╭──
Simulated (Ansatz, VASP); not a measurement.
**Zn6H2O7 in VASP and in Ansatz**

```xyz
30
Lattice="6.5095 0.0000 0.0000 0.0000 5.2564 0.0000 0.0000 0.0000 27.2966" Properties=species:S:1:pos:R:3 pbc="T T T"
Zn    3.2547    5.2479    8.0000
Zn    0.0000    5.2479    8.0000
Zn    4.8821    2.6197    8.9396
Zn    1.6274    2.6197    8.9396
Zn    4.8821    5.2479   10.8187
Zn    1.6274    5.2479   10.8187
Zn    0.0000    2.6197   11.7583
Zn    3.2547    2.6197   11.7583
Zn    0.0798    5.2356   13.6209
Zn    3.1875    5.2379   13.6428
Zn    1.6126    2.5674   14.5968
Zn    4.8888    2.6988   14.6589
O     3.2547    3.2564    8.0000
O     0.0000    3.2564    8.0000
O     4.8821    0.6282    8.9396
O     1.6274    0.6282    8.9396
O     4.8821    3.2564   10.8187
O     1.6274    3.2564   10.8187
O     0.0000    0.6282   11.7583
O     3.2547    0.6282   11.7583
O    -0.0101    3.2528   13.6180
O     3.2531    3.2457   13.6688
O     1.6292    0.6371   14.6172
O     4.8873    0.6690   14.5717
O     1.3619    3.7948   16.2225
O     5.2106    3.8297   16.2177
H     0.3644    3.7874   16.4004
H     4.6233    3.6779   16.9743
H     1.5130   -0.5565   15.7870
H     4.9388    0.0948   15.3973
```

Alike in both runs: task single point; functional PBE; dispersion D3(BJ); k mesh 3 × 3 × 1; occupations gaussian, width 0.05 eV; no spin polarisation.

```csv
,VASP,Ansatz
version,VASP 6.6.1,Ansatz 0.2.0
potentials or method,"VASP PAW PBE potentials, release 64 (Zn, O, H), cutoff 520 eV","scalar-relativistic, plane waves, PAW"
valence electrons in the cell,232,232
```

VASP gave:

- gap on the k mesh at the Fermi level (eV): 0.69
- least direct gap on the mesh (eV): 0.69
╰──

§ WORK INSTRUCTION
Transcribe the listing above line for line, from the first line to the line containing "- gap on the", inclusive, with no other lines.

§ WRITTEN RESPONSE
Simulated (Ansatz, VASP); not a measurement.
**Zn6H2O7 in VASP and in Ansatz**

```xyz
30
Lattice="6.5095 0.0000 0.0000 0.0000 5.2564 0.0000 0.0000 0.0000 27.2966" Properties=species:S:1:pos:R:3 pbc="T T T"
Zn    3.2547    5.2479    8.0000
Zn    0.0000    5.2479    8.0000
Zn    4.8821    2.6197    8.9396
Zn    1.6274    2.6197    8.9396
Zn    4.8821    5.2479   10.8187
Zn    1.6274    5.2479   10.8187
Zn    0.0000    2.6197   11.7583
Zn    3.2547    2.6197   11.7583
Zn    0.0798    5.2356   13.6209
Zn    3.1875    5.2379   13.6428
Zn    1.6126    2.5674   14.5968
Zn    4.8888    2.6988   14.6589
O     3.2547    3.2564    8.0000
O     0.0000    3.2564    8.0000
O     4.8821    0.6282    8.9396
O     1.6274    0.6282    8.9396
O     4.8821    3.2564   10.8187
O     1.6274    3.2564   10.8187
O     0.0000    0.6282   11.7583
O     3.2547    0.6282   11.7583
O    -0.0101    3.2528   13.6180
O     3.2531    3.2457   13.6688
O     1.6292    0.6371   14.6172
O     4.8873    0.6690   14.5717
O     1.3619    3.7948   16.2225
O     5.2106    3.8297   16.2177
H     0.3644    3.7874   16.4004
H     4.6233    3.6779   16.9743
H     1.5130   -0.5565   15.7870
H     4.9388    0.0948   15.3973
```

Alike in both runs: task single point; functional PBE; dispersion D3(BJ); k mesh 3 × 3 × 1; occupations gaussian, width 0.05 eV; no spin polarisation.

```csv
,VASP,Ansatz
version,VASP 6.6.1,Ansatz 0.2.0
potentials or method,"VASP PAW PBE potentials, release 64 (Zn, O, H), cutoff 520 eV","scalar-relativistic, plane waves, PAW"
valence electrons in the cell,232,232
```

VASP gave:

- gap on the k mesh at the Fermi level (eV): 0.69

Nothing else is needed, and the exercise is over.